Start of Block

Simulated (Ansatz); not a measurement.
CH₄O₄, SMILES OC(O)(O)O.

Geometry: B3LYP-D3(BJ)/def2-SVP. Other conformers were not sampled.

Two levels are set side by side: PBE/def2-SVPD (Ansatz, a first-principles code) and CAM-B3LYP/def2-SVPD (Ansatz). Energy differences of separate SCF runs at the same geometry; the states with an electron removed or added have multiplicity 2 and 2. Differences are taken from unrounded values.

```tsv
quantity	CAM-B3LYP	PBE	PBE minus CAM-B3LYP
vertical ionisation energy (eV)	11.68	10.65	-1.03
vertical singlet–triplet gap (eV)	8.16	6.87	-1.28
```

End of Block

Work request:
When you come to the line containing "Geometry: B3LYP-D3(BJ)/def2-SVP. Other", give it and stop; before that, repeat each line of the material exactly from the first one.

Expected answer:
Simulated (Ansatz); not a measurement.
CH₄O₄, SMILES OC(O)(O)O.

Geometry: B3LYP-D3(BJ)/def2-SVP. Other conformers were not sampled.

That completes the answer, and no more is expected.